[Activity] Write out the data below exactly, beginning with the first line and ending once the line that has "pressure, lowest first." is written.

[Input data]
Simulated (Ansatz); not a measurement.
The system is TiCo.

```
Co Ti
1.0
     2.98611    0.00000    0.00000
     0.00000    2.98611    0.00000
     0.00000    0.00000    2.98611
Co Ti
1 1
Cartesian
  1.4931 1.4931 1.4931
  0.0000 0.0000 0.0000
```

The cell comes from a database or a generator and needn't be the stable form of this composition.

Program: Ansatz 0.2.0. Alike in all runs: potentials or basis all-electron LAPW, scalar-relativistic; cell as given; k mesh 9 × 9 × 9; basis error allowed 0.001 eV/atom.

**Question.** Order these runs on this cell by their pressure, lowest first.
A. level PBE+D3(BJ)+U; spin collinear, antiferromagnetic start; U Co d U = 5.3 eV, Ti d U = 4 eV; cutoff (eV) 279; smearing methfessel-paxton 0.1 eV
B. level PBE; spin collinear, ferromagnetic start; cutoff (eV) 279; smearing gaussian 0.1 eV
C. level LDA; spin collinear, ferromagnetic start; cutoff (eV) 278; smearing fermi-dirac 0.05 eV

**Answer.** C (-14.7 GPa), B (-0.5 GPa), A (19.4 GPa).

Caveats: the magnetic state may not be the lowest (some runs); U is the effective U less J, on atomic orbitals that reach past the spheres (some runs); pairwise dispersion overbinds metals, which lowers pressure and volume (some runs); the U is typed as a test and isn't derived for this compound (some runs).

[Result]
Simulated (Ansatz); not a measurement.
The system is TiCo.

```
Co Ti
1.0
     2.98611    0.00000    0.00000
     0.00000    2.98611    0.00000
     0.00000    0.00000    2.98611
Co Ti
1 1
Cartesian
  1.4931 1.4931 1.4931
  0.0000 0.0000 0.0000
```

The cell comes from a database or a generator and needn't be the stable form of this composition.

Program: Ansatz 0.2.0. Alike in all runs: potentials or basis all-electron LAPW, scalar-relativistic; cell as given; k mesh 9 × 9 × 9; basis error allowed 0.001 eV/atom.

**Question.** Order these runs on this cell by their pressure, lowest first.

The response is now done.